-- WORK REQUEST --
From the entries below, please output exactly the lines starting at the one containing "0.00496 | -0.345 |" and ending at the one containing "1.72e-5 | 0.005 |", both included.

#### DATA UNDER STUDY

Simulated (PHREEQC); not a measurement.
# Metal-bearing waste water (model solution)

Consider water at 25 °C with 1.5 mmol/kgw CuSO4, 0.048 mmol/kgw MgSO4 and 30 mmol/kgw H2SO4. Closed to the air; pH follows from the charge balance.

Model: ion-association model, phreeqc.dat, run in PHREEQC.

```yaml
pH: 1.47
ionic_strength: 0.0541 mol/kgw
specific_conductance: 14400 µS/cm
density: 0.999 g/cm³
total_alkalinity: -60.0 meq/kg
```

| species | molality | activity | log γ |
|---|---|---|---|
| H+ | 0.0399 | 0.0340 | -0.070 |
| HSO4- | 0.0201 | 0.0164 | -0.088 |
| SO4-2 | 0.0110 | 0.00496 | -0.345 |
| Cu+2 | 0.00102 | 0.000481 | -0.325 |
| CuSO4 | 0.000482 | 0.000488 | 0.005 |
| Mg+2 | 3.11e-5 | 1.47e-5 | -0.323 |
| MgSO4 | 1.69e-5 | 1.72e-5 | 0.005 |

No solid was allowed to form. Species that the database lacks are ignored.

########

-- TASK RESULT --
| SO4-2 | 0.0110 | 0.00496 | -0.345 |
| Cu+2 | 0.00102 | 0.000481 | -0.325 |
| CuSO4 | 0.000482 | 0.000488 | 0.005 |
| Mg+2 | 3.11e-5 | 1.47e-5 | -0.323 |
| MgSO4 | 1.69e-5 | 1.72e-5 | 0.005 |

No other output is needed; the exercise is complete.